- **LISTED ENTRIES**
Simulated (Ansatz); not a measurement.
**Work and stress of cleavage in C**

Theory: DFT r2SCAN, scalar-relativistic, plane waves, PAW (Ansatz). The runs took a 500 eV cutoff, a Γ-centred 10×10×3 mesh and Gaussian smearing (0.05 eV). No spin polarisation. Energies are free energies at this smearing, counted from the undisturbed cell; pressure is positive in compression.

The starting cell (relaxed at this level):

- **REQUIRED ACTION**
Could you output, exactly and with nothing else, the lines from the start of the records through the line containing "Theory: DFT r2SCAN, scalar-relativistic, plane"?

- **TASK RESULT**
Simulated (Ansatz); not a measurement.
**Work and stress of cleavage in C**

Theory: DFT r2SCAN, scalar-relativistic, plane waves, PAW (Ansatz). The runs took a 500 eV cutoff, a Γ-centred 10×10×3 mesh and Gaussian smearing (0.05 eV). No spin polarisation. Energies are free energies at this smearing, counted from the undisturbed cell; pressure is positive in compression.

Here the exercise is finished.